BRIEF: From the entries that follow, reproduce exactly and only the lines from the line with "none | (a) |" to the line with "A k mesh can", endpoints included.

SOURCE DATA:
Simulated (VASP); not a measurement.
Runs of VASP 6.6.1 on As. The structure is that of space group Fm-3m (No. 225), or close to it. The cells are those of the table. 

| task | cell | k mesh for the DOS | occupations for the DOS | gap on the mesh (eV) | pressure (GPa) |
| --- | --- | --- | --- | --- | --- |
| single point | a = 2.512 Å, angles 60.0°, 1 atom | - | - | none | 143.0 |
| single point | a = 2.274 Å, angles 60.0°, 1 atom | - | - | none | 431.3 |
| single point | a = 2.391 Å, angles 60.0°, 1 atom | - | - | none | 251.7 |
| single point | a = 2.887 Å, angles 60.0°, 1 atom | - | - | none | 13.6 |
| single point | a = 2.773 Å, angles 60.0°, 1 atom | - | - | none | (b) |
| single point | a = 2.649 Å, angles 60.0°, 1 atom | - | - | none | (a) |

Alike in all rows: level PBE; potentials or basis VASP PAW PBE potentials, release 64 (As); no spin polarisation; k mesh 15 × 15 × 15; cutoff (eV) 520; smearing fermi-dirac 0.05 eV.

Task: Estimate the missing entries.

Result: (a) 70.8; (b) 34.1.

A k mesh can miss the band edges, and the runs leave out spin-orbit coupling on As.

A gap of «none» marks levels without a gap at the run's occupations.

YOUR RESPONSE:
| single point | a = 2.649 Å, angles 60.0°, 1 atom | - | - | none | (a) |

Alike in all rows: level PBE; potentials or basis VASP PAW PBE potentials, release 64 (As); no spin polarisation; k mesh 15 × 15 × 15; cutoff (eV) 520; smearing fermi-dirac 0.05 eV.

Task: Estimate the missing entries.

Result: (a) 70.8; (b) 34.1.

A k mesh can miss the band edges, and the runs leave out spin-orbit coupling on As.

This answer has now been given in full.